#####

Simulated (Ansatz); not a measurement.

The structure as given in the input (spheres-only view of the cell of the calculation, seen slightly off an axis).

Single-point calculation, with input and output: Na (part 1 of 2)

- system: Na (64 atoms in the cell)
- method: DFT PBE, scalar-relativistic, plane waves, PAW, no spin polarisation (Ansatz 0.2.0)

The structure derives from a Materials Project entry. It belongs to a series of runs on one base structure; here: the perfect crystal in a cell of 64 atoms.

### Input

#####

◆ **WORK INSTRUCTION**
The range runs from the line with "The structure as" up to and including the line with "The structure derives" in the listing above; please write out exactly those lines and nothing more.

◆ **YOUR SOLUTION**
The structure as given in the input (spheres-only view of the cell of the calculation, seen slightly off an axis).

Single-point calculation, with input and output: Na (part 1 of 2)

- system: Na (64 atoms in the cell)
- method: DFT PBE, scalar-relativistic, plane waves, PAW, no spin polarisation (Ansatz 0.2.0)

The structure derives from a Materials Project entry. It belongs to a series of runs on one base structure; here: the perfect crystal in a cell of 64 atoms.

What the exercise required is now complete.